> [WORK ITEM] Beginning with the first line of the data below, reproduce every line unchanged, ending with the line that holds "Its results: band".

> [RECORDS SUPPLIED]
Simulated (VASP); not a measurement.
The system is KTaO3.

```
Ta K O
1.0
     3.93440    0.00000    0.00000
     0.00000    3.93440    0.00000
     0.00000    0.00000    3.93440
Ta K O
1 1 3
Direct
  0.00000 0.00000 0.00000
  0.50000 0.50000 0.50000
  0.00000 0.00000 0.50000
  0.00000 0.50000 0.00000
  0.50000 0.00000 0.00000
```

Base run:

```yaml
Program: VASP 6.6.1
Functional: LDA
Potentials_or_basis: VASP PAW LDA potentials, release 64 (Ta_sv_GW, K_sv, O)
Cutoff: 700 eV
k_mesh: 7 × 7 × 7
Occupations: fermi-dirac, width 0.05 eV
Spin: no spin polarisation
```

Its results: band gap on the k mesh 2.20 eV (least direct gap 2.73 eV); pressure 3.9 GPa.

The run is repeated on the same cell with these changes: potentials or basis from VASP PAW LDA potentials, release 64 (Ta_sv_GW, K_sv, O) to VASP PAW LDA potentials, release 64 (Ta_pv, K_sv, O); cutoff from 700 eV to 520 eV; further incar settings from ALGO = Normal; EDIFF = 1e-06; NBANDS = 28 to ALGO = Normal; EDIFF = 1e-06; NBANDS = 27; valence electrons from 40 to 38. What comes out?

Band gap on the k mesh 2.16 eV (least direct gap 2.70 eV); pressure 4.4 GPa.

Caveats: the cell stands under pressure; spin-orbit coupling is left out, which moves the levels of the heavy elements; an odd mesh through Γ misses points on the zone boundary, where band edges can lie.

> [PROBLEM SOLUTION]
Simulated (VASP); not a measurement.
The system is KTaO3.

```
Ta K O
1.0
     3.93440    0.00000    0.00000
     0.00000    3.93440    0.00000
     0.00000    0.00000    3.93440
Ta K O
1 1 3
Direct
  0.00000 0.00000 0.00000
  0.50000 0.50000 0.50000
  0.00000 0.00000 0.50000
  0.00000 0.50000 0.00000
  0.50000 0.00000 0.00000
```

Base run:

```yaml
Program: VASP 6.6.1
Functional: LDA
Potentials_or_basis: VASP PAW LDA potentials, release 64 (Ta_sv_GW, K_sv, O)
Cutoff: 700 eV
k_mesh: 7 × 7 × 7
Occupations: fermi-dirac, width 0.05 eV
Spin: no spin polarisation
```

Its results: band gap on the k mesh 2.20 eV (least direct gap 2.73 eV); pressure 3.9 GPa.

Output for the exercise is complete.